Work order: An exact transcription of the lines below, from the first through the one containing "the same quantities?", is the only output wanted.

==== Available data

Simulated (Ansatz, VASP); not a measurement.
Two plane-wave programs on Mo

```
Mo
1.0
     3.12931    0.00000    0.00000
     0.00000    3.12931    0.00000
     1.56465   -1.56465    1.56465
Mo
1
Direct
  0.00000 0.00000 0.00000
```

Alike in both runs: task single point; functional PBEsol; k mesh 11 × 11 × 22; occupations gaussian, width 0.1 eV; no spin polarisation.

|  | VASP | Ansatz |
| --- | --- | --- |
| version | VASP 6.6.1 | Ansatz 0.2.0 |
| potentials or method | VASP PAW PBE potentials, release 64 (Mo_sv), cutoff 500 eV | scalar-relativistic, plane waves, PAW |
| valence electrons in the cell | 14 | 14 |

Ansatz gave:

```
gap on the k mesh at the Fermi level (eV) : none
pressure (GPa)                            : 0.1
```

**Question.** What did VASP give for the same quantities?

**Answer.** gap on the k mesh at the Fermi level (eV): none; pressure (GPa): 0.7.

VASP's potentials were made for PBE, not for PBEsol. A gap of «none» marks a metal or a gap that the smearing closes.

========

Exercise response:
Simulated (Ansatz, VASP); not a measurement.
Two plane-wave programs on Mo

```
Mo
1.0
     3.12931    0.00000    0.00000
     0.00000    3.12931    0.00000
     1.56465   -1.56465    1.56465
Mo
1
Direct
  0.00000 0.00000 0.00000
```

Alike in both runs: task single point; functional PBEsol; k mesh 11 × 11 × 22; occupations gaussian, width 0.1 eV; no spin polarisation.

|  | VASP | Ansatz |
| --- | --- | --- |
| version | VASP 6.6.1 | Ansatz 0.2.0 |
| potentials or method | VASP PAW PBE potentials, release 64 (Mo_sv), cutoff 500 eV | scalar-relativistic, plane waves, PAW |
| valence electrons in the cell | 14 | 14 |

Ansatz gave:

```
gap on the k mesh at the Fermi level (eV) : none
pressure (GPa)                            : 0.1
```

**Question.** What did VASP give for the same quantities?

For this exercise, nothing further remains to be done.